Action item |
Make an exact copy of the records below. Include every line.

Extracted material |
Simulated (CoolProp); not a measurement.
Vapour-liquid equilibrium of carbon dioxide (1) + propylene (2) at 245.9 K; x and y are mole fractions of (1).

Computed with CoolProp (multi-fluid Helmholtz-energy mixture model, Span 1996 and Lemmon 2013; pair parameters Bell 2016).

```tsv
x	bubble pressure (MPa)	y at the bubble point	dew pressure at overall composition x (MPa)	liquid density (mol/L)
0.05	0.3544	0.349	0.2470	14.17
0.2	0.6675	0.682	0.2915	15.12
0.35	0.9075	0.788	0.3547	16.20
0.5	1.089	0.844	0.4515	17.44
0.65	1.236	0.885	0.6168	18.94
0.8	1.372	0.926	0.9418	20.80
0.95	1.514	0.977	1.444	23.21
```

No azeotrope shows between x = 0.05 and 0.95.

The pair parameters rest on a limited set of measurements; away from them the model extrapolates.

Response area |
Simulated (CoolProp); not a measurement.
Vapour-liquid equilibrium of carbon dioxide (1) + propylene (2) at 245.9 K; x and y are mole fractions of (1).

Computed with CoolProp (multi-fluid Helmholtz-energy mixture model, Span 1996 and Lemmon 2013; pair parameters Bell 2016).

```tsv
x	bubble pressure (MPa)	y at the bubble point	dew pressure at overall composition x (MPa)	liquid density (mol/L)
0.05	0.3544	0.349	0.2470	14.17
0.2	0.6675	0.682	0.2915	15.12
0.35	0.9075	0.788	0.3547	16.20
0.5	1.089	0.844	0.4515	17.44
0.65	1.236	0.885	0.6168	18.94
0.8	1.372	0.926	0.9418	20.80
0.95	1.514	0.977	1.444	23.21
```

No azeotrope shows between x = 0.05 and 0.95.

The pair parameters rest on a limited set of measurements; away from them the model extrapolates.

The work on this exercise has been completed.